A stretch of the entries below is to be set down exactly, running from the line with "Silene, CH4Si, SMILES" through the line with "Map of the Laplacian", both included, and no other line.

----------------
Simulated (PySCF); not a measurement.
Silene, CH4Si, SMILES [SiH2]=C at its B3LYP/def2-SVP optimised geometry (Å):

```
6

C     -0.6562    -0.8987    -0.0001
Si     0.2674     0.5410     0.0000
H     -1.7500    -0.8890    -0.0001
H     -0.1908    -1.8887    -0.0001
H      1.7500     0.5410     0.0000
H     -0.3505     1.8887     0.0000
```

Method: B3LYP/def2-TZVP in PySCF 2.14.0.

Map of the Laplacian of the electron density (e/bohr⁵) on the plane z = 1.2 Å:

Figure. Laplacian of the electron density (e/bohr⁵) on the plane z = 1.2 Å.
----------------

**Exercise solution**
Silene, CH4Si, SMILES [SiH2]=C at its B3LYP/def2-SVP optimised geometry (Å):

```
6

C     -0.6562    -0.8987    -0.0001
Si     0.2674     0.5410     0.0000
H     -1.7500    -0.8890    -0.0001
H     -0.1908    -1.8887    -0.0001
H      1.7500     0.5410     0.0000
H     -0.3505     1.8887     0.0000
```

Method: B3LYP/def2-TZVP in PySCF 2.14.0.

Map of the Laplacian of the electron density (e/bohr⁵) on the plane z = 1.2 Å:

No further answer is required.